*Assignment*.
Copy down the listing below exactly, please, including every line.

(Beginning of Extracted records)
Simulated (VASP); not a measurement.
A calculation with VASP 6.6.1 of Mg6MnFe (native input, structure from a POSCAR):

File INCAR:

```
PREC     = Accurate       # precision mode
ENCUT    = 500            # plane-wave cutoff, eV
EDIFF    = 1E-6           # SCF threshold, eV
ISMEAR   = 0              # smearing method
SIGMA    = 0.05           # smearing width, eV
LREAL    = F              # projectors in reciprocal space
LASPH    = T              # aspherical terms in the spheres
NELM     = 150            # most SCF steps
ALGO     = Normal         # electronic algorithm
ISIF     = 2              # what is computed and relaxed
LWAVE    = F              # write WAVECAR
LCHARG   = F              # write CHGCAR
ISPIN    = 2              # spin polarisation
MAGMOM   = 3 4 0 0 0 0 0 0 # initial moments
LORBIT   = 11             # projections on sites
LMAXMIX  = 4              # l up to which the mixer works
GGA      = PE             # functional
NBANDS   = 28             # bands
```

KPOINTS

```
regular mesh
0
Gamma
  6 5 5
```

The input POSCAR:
(End of Extracted records)

*Task solution*.
Simulated (VASP); not a measurement.
A calculation with VASP 6.6.1 of Mg6MnFe (native input, structure from a POSCAR):

File INCAR:

```
PREC     = Accurate       # precision mode
ENCUT    = 500            # plane-wave cutoff, eV
EDIFF    = 1E-6           # SCF threshold, eV
ISMEAR   = 0              # smearing method
SIGMA    = 0.05           # smearing width, eV
LREAL    = F              # projectors in reciprocal space
LASPH    = T              # aspherical terms in the spheres
NELM     = 150            # most SCF steps
ALGO     = Normal         # electronic algorithm
ISIF     = 2              # what is computed and relaxed
LWAVE    = F              # write WAVECAR
LCHARG   = F              # write CHGCAR
ISPIN    = 2              # spin polarisation
MAGMOM   = 3 4 0 0 0 0 0 0 # initial moments
LORBIT   = 11             # projections on sites
LMAXMIX  = 4              # l up to which the mixer works
GGA      = PE             # functional
NBANDS   = 28             # bands
```

KPOINTS

```
regular mesh
0
Gamma
  6 5 5
```

The input POSCAR:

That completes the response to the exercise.